[Dataset content Boundary: Start]

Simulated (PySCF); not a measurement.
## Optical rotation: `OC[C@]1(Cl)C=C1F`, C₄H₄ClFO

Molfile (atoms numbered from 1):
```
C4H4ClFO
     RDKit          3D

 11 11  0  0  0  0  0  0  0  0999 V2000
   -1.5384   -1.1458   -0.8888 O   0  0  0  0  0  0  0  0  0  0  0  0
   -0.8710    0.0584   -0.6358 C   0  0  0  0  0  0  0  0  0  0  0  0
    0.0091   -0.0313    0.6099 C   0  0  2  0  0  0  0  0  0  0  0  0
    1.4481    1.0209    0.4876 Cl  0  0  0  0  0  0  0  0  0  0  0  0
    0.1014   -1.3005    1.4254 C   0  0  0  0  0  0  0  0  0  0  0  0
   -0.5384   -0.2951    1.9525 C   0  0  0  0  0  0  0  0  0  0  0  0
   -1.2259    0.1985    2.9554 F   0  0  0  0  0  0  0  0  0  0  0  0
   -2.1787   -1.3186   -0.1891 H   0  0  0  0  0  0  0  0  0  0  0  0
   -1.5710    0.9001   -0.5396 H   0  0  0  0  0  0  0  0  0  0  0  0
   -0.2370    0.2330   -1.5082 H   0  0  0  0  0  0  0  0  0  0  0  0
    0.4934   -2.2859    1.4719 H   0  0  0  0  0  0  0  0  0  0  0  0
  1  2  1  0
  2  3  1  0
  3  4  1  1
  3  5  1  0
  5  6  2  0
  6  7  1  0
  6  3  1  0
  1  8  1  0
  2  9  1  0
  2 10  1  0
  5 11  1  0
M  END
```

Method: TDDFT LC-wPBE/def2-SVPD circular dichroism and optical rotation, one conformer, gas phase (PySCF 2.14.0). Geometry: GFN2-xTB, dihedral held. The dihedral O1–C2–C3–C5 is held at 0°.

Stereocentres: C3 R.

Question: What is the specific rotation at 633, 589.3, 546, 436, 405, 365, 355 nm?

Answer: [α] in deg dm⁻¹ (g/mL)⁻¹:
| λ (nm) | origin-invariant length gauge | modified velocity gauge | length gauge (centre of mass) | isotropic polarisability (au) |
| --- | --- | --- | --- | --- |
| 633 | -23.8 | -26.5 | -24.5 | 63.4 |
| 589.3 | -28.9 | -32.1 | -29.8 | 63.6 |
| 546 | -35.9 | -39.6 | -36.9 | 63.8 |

[Dataset content Boundary: End]

Work instruction:
Within the data above, the lines from the one with "Question: What is" to the one with "-29.8 | 63.6 |" must be repeated exactly; no other line belongs in the answer.

Exercise result:
Question: What is the specific rotation at 633, 589.3, 546, 436, 405, 365, 355 nm?

Answer: [α] in deg dm⁻¹ (g/mL)⁻¹:
| λ (nm) | origin-invariant length gauge | modified velocity gauge | length gauge (centre of mass) | isotropic polarisability (au) |
| --- | --- | --- | --- | --- |
| 633 | -23.8 | -26.5 | -24.5 | 63.4 |
| 589.3 | -28.9 | -32.1 | -29.8 | 63.6 |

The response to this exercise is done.